■ **BRIEF**:
Please print all of the records shown below, exactly as given.

■ **PROVIDED MATERIAL**:
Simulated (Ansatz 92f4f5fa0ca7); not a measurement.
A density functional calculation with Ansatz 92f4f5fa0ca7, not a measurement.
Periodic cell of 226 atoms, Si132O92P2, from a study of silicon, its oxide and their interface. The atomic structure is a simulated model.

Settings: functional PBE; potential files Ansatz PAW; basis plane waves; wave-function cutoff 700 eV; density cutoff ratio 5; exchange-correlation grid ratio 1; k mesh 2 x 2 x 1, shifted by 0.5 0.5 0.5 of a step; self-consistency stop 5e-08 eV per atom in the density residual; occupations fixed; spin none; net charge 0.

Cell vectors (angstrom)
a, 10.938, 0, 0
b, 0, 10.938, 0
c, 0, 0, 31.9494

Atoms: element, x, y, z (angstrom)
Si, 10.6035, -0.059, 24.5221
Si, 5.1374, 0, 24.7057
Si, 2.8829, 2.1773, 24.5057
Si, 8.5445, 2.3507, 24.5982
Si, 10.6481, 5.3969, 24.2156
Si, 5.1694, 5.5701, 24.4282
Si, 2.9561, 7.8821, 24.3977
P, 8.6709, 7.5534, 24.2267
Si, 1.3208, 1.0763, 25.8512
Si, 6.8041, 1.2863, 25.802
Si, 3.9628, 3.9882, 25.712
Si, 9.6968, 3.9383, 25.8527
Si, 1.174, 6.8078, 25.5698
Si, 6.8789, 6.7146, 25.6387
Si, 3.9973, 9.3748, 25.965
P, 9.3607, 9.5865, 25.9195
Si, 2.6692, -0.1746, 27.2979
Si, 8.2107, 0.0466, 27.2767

■ **RESPONSE AREA**:
Simulated (Ansatz 92f4f5fa0ca7); not a measurement.
A density functional calculation with Ansatz 92f4f5fa0ca7, not a measurement.
Periodic cell of 226 atoms, Si132O92P2, from a study of silicon, its oxide and their interface. The atomic structure is a simulated model.

Settings: functional PBE; potential files Ansatz PAW; basis plane waves; wave-function cutoff 700 eV; density cutoff ratio 5; exchange-correlation grid ratio 1; k mesh 2 x 2 x 1, shifted by 0.5 0.5 0.5 of a step; self-consistency stop 5e-08 eV per atom in the density residual; occupations fixed; spin none; net charge 0.

Cell vectors (angstrom)
a, 10.938, 0, 0
b, 0, 10.938, 0
c, 0, 0, 31.9494

Atoms: element, x, y, z (angstrom)
Si, 10.6035, -0.059, 24.5221
Si, 5.1374, 0, 24.7057
Si, 2.8829, 2.1773, 24.5057
Si, 8.5445, 2.3507, 24.5982
Si, 10.6481, 5.3969, 24.2156
Si, 5.1694, 5.5701, 24.4282
Si, 2.9561, 7.8821, 24.3977
P, 8.6709, 7.5534, 24.2267
Si, 1.3208, 1.0763, 25.8512
Si, 6.8041, 1.2863, 25.802
Si, 3.9628, 3.9882, 25.712
Si, 9.6968, 3.9383, 25.8527
Si, 1.174, 6.8078, 25.5698
Si, 6.8789, 6.7146, 25.6387
Si, 3.9973, 9.3748, 25.965
P, 9.3607, 9.5865, 25.9195
Si, 2.6692, -0.1746, 27.2979
Si, 8.2107, 0.0466, 27.2767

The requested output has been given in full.